BRIEF: Reproduce each record exactly, leaving out no line.

EXTRACTED RECORDS:
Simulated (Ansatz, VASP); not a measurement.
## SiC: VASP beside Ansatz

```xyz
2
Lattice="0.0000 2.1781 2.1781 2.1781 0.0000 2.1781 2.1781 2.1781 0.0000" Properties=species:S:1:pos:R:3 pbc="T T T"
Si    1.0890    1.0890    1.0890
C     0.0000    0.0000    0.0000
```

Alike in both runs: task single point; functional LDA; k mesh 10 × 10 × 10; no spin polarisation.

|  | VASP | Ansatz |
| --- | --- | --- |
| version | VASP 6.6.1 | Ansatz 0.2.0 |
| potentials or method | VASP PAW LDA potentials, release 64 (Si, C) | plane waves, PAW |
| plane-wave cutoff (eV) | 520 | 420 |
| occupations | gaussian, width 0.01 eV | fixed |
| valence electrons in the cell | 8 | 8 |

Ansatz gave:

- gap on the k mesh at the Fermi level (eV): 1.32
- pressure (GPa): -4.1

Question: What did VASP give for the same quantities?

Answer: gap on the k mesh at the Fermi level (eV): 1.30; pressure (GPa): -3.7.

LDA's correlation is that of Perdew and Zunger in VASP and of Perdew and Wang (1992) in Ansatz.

TASK RESULT:
Simulated (Ansatz, VASP); not a measurement.
## SiC: VASP beside Ansatz

```xyz
2
Lattice="0.0000 2.1781 2.1781 2.1781 0.0000 2.1781 2.1781 2.1781 0.0000" Properties=species:S:1:pos:R:3 pbc="T T T"
Si    1.0890    1.0890    1.0890
C     0.0000    0.0000    0.0000
```

Alike in both runs: task single point; functional LDA; k mesh 10 × 10 × 10; no spin polarisation.

|  | VASP | Ansatz |
| --- | --- | --- |
| version | VASP 6.6.1 | Ansatz 0.2.0 |
| potentials or method | VASP PAW LDA potentials, release 64 (Si, C) | plane waves, PAW |
| plane-wave cutoff (eV) | 520 | 420 |
| occupations | gaussian, width 0.01 eV | fixed |
| valence electrons in the cell | 8 | 8 |

Ansatz gave:

- gap on the k mesh at the Fermi level (eV): 1.32
- pressure (GPa): -4.1

Question: What did VASP give for the same quantities?

Answer: gap on the k mesh at the Fermi level (eV): 1.30; pressure (GPa): -3.7.

LDA's correlation is that of Perdew and Zunger in VASP and of Perdew and Wang (1992) in Ansatz.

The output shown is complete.